### Required action:
Exact repetition of the data is the whole task.

★ ★ ★ ★ ★

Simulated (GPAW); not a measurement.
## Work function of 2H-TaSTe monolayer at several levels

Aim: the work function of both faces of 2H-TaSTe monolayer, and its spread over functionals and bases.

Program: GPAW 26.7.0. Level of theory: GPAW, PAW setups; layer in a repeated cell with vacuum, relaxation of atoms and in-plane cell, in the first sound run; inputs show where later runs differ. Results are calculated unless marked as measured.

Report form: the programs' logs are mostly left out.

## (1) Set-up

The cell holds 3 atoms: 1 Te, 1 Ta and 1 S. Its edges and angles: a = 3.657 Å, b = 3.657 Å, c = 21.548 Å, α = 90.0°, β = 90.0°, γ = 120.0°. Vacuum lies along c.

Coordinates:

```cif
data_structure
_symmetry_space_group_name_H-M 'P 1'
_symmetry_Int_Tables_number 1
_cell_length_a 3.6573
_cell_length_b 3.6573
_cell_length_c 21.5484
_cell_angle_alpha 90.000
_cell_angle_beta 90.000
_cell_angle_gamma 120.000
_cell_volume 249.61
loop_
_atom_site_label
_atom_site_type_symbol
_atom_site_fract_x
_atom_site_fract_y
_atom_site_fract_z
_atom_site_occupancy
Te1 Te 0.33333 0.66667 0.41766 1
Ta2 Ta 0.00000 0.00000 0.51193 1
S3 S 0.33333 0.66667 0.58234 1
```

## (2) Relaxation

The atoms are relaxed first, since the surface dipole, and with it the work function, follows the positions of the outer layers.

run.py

★ ★ ★ ★ ★

### Task output:
Simulated (GPAW); not a measurement.
## Work function of 2H-TaSTe monolayer at several levels

Aim: the work function of both faces of 2H-TaSTe monolayer, and its spread over functionals and bases.

Program: GPAW 26.7.0. Level of theory: GPAW, PAW setups; layer in a repeated cell with vacuum, relaxation of atoms and in-plane cell, in the first sound run; inputs show where later runs differ. Results are calculated unless marked as measured.

Report form: the programs' logs are mostly left out.

## (1) Set-up

The cell holds 3 atoms: 1 Te, 1 Ta and 1 S. Its edges and angles: a = 3.657 Å, b = 3.657 Å, c = 21.548 Å, α = 90.0°, β = 90.0°, γ = 120.0°. Vacuum lies along c.

Coordinates:

```cif
data_structure
_symmetry_space_group_name_H-M 'P 1'
_symmetry_Int_Tables_number 1
_cell_length_a 3.6573
_cell_length_b 3.6573
_cell_length_c 21.5484
_cell_angle_alpha 90.000
_cell_angle_beta 90.000
_cell_angle_gamma 120.000
_cell_volume 249.61
loop_
_atom_site_label
_atom_site_type_symbol
_atom_site_fract_x
_atom_site_fract_y
_atom_site_fract_z
_atom_site_occupancy
Te1 Te 0.33333 0.66667 0.41766 1
Ta2 Ta 0.00000 0.00000 0.51193 1
S3 S 0.33333 0.66667 0.58234 1
```

## (2) Relaxation

The atoms are relaxed first, since the surface dipole, and with it the work function, follows the positions of the outer layers.

run.py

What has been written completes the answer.